Data under study:
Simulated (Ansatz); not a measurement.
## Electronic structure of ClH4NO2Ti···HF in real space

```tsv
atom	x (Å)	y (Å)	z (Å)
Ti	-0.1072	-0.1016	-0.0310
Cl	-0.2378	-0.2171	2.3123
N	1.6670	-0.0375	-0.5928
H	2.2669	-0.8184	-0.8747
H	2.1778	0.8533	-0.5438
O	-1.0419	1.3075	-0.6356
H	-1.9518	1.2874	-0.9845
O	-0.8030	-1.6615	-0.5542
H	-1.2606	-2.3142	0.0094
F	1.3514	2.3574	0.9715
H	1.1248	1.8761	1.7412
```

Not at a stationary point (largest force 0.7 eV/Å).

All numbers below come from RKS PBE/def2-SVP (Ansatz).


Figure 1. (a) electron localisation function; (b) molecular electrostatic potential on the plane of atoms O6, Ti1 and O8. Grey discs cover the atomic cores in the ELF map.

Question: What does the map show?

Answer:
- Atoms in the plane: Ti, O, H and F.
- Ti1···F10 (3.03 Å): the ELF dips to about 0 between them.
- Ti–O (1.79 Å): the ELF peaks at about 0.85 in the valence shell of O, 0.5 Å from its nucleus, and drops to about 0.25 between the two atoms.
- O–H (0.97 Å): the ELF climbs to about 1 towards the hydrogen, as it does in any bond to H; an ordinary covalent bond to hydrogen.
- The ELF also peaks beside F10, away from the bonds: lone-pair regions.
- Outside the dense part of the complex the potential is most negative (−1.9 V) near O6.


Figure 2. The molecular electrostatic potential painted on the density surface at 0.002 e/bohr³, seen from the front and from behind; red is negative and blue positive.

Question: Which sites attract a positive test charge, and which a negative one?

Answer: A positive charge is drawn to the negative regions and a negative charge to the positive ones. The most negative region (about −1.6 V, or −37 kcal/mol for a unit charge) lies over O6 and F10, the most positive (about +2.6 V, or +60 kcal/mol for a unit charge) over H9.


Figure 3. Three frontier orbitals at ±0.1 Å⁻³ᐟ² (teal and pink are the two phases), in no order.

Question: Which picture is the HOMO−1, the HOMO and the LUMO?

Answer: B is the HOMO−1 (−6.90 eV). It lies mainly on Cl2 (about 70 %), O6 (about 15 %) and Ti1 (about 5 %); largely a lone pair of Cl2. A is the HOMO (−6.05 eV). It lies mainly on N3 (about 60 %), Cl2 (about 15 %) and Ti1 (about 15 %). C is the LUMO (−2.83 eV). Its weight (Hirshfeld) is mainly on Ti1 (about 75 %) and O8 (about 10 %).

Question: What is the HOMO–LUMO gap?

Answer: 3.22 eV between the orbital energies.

Activity:
Here the job is to transcribe the lines from the first line of the data through the line containing "Question: Which picture", inclusive, exactly and with nothing else.

Response:
Simulated (Ansatz); not a measurement.
## Electronic structure of ClH4NO2Ti···HF in real space

```tsv
atom	x (Å)	y (Å)	z (Å)
Ti	-0.1072	-0.1016	-0.0310
Cl	-0.2378	-0.2171	2.3123
N	1.6670	-0.0375	-0.5928
H	2.2669	-0.8184	-0.8747
H	2.1778	0.8533	-0.5438
O	-1.0419	1.3075	-0.6356
H	-1.9518	1.2874	-0.9845
O	-0.8030	-1.6615	-0.5542
H	-1.2606	-2.3142	0.0094
F	1.3514	2.3574	0.9715
H	1.1248	1.8761	1.7412
```

Not at a stationary point (largest force 0.7 eV/Å).

All numbers below come from RKS PBE/def2-SVP (Ansatz).


Figure 1. (a) electron localisation function; (b) molecular electrostatic potential on the plane of atoms O6, Ti1 and O8. Grey discs cover the atomic cores in the ELF map.

Question: What does the map show?

Answer:
- Atoms in the plane: Ti, O, H and F.
- Ti1···F10 (3.03 Å): the ELF dips to about 0 between them.
- Ti–O (1.79 Å): the ELF peaks at about 0.85 in the valence shell of O, 0.5 Å from its nucleus, and drops to about 0.25 between the two atoms.
- O–H (0.97 Å): the ELF climbs to about 1 towards the hydrogen, as it does in any bond to H; an ordinary covalent bond to hydrogen.
- The ELF also peaks beside F10, away from the bonds: lone-pair regions.
- Outside the dense part of the complex the potential is most negative (−1.9 V) near O6.


Figure 2. The molecular electrostatic potential painted on the density surface at 0.002 e/bohr³, seen from the front and from behind; red is negative and blue positive.

Question: Which sites attract a positive test charge, and which a negative one?

Answer: A positive charge is drawn to the negative regions and a negative charge to the positive ones. The most negative region (about −1.6 V, or −37 kcal/mol for a unit charge) lies over O6 and F10, the most positive (about +2.6 V, or +60 kcal/mol for a unit charge) over H9.


Figure 3. Three frontier orbitals at ±0.1 Å⁻³ᐟ² (teal and pink are the two phases), in no order.

Question: Which picture is the HOMO−1, the HOMO and the LUMO?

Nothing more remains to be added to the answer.